== Dataset extract ==
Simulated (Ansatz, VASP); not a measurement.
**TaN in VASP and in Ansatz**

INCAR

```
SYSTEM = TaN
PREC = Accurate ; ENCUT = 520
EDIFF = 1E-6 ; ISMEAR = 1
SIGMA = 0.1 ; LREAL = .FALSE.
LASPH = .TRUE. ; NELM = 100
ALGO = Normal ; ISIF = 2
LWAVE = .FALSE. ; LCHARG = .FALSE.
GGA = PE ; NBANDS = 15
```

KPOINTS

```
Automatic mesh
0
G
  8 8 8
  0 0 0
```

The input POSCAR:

== Assigned task ==
The expected response reproduces all of the data precisely.

== Written answer ==
Simulated (Ansatz, VASP); not a measurement.
**TaN in VASP and in Ansatz**

INCAR

```
SYSTEM = TaN
PREC = Accurate ; ENCUT = 520
EDIFF = 1E-6 ; ISMEAR = 1
SIGMA = 0.1 ; LREAL = .FALSE.
LASPH = .TRUE. ; NELM = 100
ALGO = Normal ; ISIF = 2
LWAVE = .FALSE. ; LCHARG = .FALSE.
GGA = PE ; NBANDS = 15
```

KPOINTS

```
Automatic mesh
0
G
  8 8 8
  0 0 0
```

The input POSCAR:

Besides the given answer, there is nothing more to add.